Repeat the listing below exactly.

#### Input data
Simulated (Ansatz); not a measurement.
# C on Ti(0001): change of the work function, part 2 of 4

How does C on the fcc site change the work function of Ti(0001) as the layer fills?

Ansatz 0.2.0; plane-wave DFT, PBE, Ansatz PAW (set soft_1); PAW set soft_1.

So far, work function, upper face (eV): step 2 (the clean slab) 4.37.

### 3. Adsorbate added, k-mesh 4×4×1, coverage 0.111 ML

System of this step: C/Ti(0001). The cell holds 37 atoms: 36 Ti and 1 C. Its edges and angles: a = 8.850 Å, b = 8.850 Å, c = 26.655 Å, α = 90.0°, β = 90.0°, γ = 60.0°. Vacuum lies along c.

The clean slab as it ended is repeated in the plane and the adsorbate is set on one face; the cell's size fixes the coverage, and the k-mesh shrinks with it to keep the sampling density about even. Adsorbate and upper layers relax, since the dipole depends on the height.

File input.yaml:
########

[Written reply]:
Simulated (Ansatz); not a measurement.
# C on Ti(0001): change of the work function, part 2 of 4

How does C on the fcc site change the work function of Ti(0001) as the layer fills?

Ansatz 0.2.0; plane-wave DFT, PBE, Ansatz PAW (set soft_1); PAW set soft_1.

So far, work function, upper face (eV): step 2 (the clean slab) 4.37.

### 3. Adsorbate added, k-mesh 4×4×1, coverage 0.111 ML

System of this step: C/Ti(0001). The cell holds 37 atoms: 36 Ti and 1 C. Its edges and angles: a = 8.850 Å, b = 8.850 Å, c = 26.655 Å, α = 90.0°, β = 90.0°, γ = 60.0°. Vacuum lies along c.

The clean slab as it ended is repeated in the plane and the adsorbate is set on one face; the cell's size fixes the coverage, and the k-mesh shrinks with it to keep the sampling density about even. Adsorbate and upper layers relax, since the dipole depends on the height.

File input.yaml:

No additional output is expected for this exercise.